GIVEN DATA:
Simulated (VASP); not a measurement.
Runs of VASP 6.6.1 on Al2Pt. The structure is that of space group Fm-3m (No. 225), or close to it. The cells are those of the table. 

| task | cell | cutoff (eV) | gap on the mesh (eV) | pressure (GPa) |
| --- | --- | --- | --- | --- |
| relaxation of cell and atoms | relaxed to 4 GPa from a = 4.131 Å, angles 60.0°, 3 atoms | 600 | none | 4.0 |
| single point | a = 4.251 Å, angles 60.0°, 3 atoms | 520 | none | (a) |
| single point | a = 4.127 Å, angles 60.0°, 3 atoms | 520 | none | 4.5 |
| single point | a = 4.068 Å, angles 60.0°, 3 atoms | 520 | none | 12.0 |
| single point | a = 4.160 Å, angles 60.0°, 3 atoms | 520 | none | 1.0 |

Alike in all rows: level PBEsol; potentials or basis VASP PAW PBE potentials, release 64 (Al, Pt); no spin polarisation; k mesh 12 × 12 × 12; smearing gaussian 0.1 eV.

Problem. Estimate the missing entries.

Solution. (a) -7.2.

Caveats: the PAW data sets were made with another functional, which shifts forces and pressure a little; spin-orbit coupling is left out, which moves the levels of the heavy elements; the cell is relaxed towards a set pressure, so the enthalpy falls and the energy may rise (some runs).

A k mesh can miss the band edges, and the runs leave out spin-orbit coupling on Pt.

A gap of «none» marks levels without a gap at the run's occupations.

WORK TASK: The expected output is exactly the lines of the listing above between the line holding "none | 1.0 |" and the line holding "A k mesh can", inclusive.

WRITTEN ANSWER:
| single point | a = 4.160 Å, angles 60.0°, 3 atoms | 520 | none | 1.0 |

Alike in all rows: level PBEsol; potentials or basis VASP PAW PBE potentials, release 64 (Al, Pt); no spin polarisation; k mesh 12 × 12 × 12; smearing gaussian 0.1 eV.

Problem. Estimate the missing entries.

Solution. (a) -7.2.

Caveats: the PAW data sets were made with another functional, which shifts forces and pressure a little; spin-orbit coupling is left out, which moves the levels of the heavy elements; the cell is relaxed towards a set pressure, so the enthalpy falls and the energy may rise (some runs).

A k mesh can miss the band edges, and the runs leave out spin-orbit coupling on Pt.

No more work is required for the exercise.